▸ **Data section**:
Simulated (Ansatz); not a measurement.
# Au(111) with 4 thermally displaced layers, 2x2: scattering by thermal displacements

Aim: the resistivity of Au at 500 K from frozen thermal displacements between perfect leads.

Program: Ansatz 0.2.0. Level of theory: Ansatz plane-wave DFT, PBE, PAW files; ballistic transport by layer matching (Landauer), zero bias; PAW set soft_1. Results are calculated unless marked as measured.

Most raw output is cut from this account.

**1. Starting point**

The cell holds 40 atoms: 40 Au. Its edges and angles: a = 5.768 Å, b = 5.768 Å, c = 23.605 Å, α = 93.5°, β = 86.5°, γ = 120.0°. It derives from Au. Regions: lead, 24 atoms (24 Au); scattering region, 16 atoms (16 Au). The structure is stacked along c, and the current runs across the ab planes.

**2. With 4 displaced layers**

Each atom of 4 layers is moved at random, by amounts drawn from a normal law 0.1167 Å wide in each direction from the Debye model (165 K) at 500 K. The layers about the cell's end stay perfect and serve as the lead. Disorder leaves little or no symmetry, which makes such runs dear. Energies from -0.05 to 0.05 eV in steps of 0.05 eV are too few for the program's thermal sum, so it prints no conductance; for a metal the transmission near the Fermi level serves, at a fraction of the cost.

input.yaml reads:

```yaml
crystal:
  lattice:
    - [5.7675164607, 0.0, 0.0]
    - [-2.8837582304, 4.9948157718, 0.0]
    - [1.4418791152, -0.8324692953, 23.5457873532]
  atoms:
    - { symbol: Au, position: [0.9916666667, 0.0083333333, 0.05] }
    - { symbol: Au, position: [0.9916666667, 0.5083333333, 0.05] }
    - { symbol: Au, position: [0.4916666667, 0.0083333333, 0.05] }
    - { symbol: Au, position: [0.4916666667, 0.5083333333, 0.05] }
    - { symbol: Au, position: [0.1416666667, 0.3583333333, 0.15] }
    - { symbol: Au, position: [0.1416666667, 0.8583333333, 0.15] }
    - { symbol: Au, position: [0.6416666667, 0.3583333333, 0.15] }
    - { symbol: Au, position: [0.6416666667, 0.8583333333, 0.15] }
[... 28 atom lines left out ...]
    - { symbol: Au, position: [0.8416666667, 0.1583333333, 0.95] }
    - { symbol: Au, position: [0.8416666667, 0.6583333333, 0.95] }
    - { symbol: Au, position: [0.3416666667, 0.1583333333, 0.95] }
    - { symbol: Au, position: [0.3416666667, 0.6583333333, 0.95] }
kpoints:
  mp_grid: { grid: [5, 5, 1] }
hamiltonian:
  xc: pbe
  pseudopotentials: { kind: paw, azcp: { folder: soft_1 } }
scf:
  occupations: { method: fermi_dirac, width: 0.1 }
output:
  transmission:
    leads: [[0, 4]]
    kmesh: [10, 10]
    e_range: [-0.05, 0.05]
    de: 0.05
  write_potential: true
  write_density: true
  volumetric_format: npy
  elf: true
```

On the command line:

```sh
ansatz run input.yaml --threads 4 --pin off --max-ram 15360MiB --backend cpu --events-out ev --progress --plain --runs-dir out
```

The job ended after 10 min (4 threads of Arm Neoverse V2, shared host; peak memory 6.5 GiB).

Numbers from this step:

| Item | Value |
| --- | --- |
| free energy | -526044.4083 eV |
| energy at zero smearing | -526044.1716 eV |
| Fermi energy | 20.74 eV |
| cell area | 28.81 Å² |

▸ **Action item**: Copy out the entries above exactly as given, starting at the top and ending with the line containing "4 displaced layers**"; include both and nothing more.

▸ **Answer space**:
Simulated (Ansatz); not a measurement.
# Au(111) with 4 thermally displaced layers, 2x2: scattering by thermal displacements

Aim: the resistivity of Au at 500 K from frozen thermal displacements between perfect leads.

Program: Ansatz 0.2.0. Level of theory: Ansatz plane-wave DFT, PBE, PAW files; ballistic transport by layer matching (Landauer), zero bias; PAW set soft_1. Results are calculated unless marked as measured.

Most raw output is cut from this account.

**1. Starting point**

The cell holds 40 atoms: 40 Au. Its edges and angles: a = 5.768 Å, b = 5.768 Å, c = 23.605 Å, α = 93.5°, β = 86.5°, γ = 120.0°. It derives from Au. Regions: lead, 24 atoms (24 Au); scattering region, 16 atoms (16 Au). The structure is stacked along c, and the current runs across the ab planes.

**2. With 4 displaced layers**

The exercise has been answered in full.